Information given: Begin

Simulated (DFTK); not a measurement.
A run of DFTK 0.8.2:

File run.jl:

Information given: End

Every entry above must appear again in the reply, exactly as it stands.

Simulated (DFTK); not a measurement.
A run of DFTK 0.8.2:

File run.jl:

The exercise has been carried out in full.